■ Extracted data ■
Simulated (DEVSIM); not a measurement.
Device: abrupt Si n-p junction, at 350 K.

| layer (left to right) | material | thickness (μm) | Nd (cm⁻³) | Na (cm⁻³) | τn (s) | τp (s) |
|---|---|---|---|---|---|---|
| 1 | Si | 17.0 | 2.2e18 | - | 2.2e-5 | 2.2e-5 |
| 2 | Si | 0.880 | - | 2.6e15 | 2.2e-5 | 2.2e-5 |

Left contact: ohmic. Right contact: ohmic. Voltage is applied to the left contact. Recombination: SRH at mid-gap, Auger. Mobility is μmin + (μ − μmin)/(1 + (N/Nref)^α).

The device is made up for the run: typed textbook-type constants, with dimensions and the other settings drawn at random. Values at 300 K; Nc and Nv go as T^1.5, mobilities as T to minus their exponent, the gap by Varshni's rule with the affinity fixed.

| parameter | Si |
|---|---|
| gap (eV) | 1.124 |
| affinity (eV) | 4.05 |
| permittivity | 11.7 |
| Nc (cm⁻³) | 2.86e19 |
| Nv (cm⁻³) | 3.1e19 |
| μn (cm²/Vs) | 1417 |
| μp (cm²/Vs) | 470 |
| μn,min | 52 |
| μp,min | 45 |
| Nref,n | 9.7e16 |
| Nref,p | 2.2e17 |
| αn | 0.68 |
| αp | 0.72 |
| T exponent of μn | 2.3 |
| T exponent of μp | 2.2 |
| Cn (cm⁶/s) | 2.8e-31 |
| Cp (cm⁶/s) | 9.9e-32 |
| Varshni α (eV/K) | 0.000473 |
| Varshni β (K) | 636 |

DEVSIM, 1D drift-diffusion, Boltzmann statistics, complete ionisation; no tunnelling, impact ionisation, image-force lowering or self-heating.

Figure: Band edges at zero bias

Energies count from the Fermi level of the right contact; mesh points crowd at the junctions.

■ Task item ■
Only the lines from the beginning of the data above through the line containing "permittivity | 11.7 |" should be repeated, exactly as they appear.

■ Written answer ■
Simulated (DEVSIM); not a measurement.
Device: abrupt Si n-p junction, at 350 K.

| layer (left to right) | material | thickness (μm) | Nd (cm⁻³) | Na (cm⁻³) | τn (s) | τp (s) |
|---|---|---|---|---|---|---|
| 1 | Si | 17.0 | 2.2e18 | - | 2.2e-5 | 2.2e-5 |
| 2 | Si | 0.880 | - | 2.6e15 | 2.2e-5 | 2.2e-5 |

Left contact: ohmic. Right contact: ohmic. Voltage is applied to the left contact. Recombination: SRH at mid-gap, Auger. Mobility is μmin + (μ − μmin)/(1 + (N/Nref)^α).

The device is made up for the run: typed textbook-type constants, with dimensions and the other settings drawn at random. Values at 300 K; Nc and Nv go as T^1.5, mobilities as T to minus their exponent, the gap by Varshni's rule with the affinity fixed.

| parameter | Si |
|---|---|
| gap (eV) | 1.124 |
| affinity (eV) | 4.05 |
| permittivity | 11.7 |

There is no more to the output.